/---

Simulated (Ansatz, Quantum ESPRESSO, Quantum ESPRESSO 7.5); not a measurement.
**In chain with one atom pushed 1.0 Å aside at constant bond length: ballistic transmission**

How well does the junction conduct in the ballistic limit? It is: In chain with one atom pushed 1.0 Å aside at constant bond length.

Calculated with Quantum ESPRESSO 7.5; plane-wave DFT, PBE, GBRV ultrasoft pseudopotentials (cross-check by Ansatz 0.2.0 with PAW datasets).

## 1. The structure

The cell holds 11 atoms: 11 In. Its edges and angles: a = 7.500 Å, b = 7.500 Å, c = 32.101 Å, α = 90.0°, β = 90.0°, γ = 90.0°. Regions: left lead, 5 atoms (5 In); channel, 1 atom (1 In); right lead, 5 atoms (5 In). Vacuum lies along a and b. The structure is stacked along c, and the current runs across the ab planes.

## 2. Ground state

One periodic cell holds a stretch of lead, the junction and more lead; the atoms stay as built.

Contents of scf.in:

\---

#### [Work task]
Looking at the data above, write out exactly the lines that start at the one containing "The cell holds" and end at the one containing "One periodic cell"; include both and nothing beyond.

#### [Problem solution]
The cell holds 11 atoms: 11 In. Its edges and angles: a = 7.500 Å, b = 7.500 Å, c = 32.101 Å, α = 90.0°, β = 90.0°, γ = 90.0°. Regions: left lead, 5 atoms (5 In); channel, 1 atom (1 In); right lead, 5 atoms (5 In). Vacuum lies along a and b. The structure is stacked along c, and the current runs across the ab planes.

## 2. Ground state

One periodic cell holds a stretch of lead, the junction and more lead; the atoms stay as built.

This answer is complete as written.